§ Work order
Once the records below have been read, copy them all out exactly.

[Start of Attachment]

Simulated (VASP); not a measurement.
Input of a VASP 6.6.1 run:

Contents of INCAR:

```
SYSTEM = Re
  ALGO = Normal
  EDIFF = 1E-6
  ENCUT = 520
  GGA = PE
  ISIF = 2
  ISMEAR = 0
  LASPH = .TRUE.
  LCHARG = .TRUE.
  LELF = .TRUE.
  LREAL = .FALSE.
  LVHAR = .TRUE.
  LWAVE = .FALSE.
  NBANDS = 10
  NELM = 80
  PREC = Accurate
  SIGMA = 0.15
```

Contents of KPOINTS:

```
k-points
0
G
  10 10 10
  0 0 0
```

[End of Attachment]

§ Written answer
Simulated (VASP); not a measurement.
Input of a VASP 6.6.1 run:

Contents of INCAR:

```
SYSTEM = Re
  ALGO = Normal
  EDIFF = 1E-6
  ENCUT = 520
  GGA = PE
  ISIF = 2
  ISMEAR = 0
  LASPH = .TRUE.
  LCHARG = .TRUE.
  LELF = .TRUE.
  LREAL = .FALSE.
  LVHAR = .TRUE.
  LWAVE = .FALSE.
  NBANDS = 10
  NELM = 80
  PREC = Accurate
  SIGMA = 0.15
```

Contents of KPOINTS:

```
k-points
0
G
  10 10 10
  0 0 0
```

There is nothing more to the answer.